ASSIGNED TASK - Copy the lines of the entries exactly, from the opening one to the one holding "Theory: Ansatz, DFT", and leave out everything after.

STUDY MATERIAL -
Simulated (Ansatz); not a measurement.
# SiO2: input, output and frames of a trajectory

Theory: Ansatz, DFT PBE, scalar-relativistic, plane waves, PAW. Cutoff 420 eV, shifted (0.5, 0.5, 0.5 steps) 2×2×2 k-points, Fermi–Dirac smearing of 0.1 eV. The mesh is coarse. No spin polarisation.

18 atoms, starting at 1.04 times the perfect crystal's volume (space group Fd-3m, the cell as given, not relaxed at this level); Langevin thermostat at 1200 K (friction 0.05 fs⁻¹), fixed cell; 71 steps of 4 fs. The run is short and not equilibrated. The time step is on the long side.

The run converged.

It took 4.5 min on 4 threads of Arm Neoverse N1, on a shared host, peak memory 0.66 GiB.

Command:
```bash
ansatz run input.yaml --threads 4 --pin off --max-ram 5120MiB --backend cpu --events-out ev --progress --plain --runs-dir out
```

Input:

EXPECTED ANSWER -
Simulated (Ansatz); not a measurement.
# SiO2: input, output and frames of a trajectory

Theory: Ansatz, DFT PBE, scalar-relativistic, plane waves, PAW. Cutoff 420 eV, shifted (0.5, 0.5, 0.5 steps) 2×2×2 k-points, Fermi–Dirac smearing of 0.1 eV. The mesh is coarse. No spin polarisation.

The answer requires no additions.